-- RECORD EXTRACTS --
------------------------------

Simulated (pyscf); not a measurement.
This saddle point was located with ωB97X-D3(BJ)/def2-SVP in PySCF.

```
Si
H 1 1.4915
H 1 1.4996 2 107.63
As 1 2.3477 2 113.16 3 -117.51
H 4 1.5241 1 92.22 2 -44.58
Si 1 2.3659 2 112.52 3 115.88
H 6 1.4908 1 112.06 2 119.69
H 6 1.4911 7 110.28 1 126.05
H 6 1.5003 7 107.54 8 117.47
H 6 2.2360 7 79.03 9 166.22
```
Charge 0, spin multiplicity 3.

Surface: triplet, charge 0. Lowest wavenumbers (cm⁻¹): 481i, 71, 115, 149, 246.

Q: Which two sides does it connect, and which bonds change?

------------------------------

-- ASSIGNED TASK --
Your response must consist of all the records, retyped exactly.

-- WRITTEN REPLY --
Simulated (pyscf); not a measurement.
This saddle point was located with ωB97X-D3(BJ)/def2-SVP in PySCF.

```
Si
H 1 1.4915
H 1 1.4996 2 107.63
As 1 2.3477 2 113.16 3 -117.51
H 4 1.5241 1 92.22 2 -44.58
Si 1 2.3659 2 112.52 3 115.88
H 6 1.4908 1 112.06 2 119.69
H 6 1.4911 7 110.28 1 126.05
H 6 1.5003 7 107.54 8 117.47
H 6 2.2360 7 79.03 9 166.22
```
Charge 0, spin multiplicity 3.

Surface: triplet, charge 0. Lowest wavenumbers (cm⁻¹): 481i, 71, 115, 149, 246.

Q: Which two sides does it connect, and which bonds change?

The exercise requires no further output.